* **PROVIDED MATERIAL**:
╭──
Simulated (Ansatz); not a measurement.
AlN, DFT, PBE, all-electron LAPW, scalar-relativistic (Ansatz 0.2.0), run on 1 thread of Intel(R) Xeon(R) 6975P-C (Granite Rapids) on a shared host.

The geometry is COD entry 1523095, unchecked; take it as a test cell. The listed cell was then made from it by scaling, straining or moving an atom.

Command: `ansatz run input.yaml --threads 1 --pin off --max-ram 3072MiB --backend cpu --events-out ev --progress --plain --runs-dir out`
╰──

Stopping at the line containing "The geometry is", please repeat exactly every line from the very start of the entries, that line included, and nothing more.

* **RESULT**:
Simulated (Ansatz); not a measurement.
AlN, DFT, PBE, all-electron LAPW, scalar-relativistic (Ansatz 0.2.0), run on 1 thread of Intel(R) Xeon(R) 6975P-C (Granite Rapids) on a shared host.

The geometry is COD entry 1523095, unchecked; take it as a test cell. The listed cell was then made from it by scaling, straining or moving an atom.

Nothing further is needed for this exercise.